#### PROVIDED INFORMATION ####

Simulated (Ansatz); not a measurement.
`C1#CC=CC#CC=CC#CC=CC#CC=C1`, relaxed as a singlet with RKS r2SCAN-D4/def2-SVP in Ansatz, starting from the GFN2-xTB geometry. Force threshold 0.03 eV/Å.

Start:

####

BRIEF
Transcribe the whole listing word for word.

ANSWER SECTION
Simulated (Ansatz); not a measurement.
`C1#CC=CC#CC=CC#CC=CC#CC=C1`, relaxed as a singlet with RKS r2SCAN-D4/def2-SVP in Ansatz, starting from the GFN2-xTB geometry. Force threshold 0.03 eV/Å.

Start:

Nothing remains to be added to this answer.